*** Data for review

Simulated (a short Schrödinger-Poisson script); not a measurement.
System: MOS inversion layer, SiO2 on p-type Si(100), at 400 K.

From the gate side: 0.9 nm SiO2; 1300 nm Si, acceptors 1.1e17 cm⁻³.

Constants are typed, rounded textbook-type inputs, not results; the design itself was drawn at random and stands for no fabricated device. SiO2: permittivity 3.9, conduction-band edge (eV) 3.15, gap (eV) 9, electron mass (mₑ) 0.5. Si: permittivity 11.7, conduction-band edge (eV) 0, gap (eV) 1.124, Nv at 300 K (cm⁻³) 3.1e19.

******

• [Brief]
Your task is to quote all of the data word for word.

• [Task response]
Simulated (a short Schrödinger-Poisson script); not a measurement.
System: MOS inversion layer, SiO2 on p-type Si(100), at 400 K.

From the gate side: 0.9 nm SiO2; 1300 nm Si, acceptors 1.1e17 cm⁻³.

Constants are typed, rounded textbook-type inputs, not results; the design itself was drawn at random and stands for no fabricated device. SiO2: permittivity 3.9, conduction-band edge (eV) 3.15, gap (eV) 9, electron mass (mₑ) 0.5. Si: permittivity 11.7, conduction-band edge (eV) 0, gap (eV) 1.124, Nv at 300 K (cm⁻³) 3.1e19.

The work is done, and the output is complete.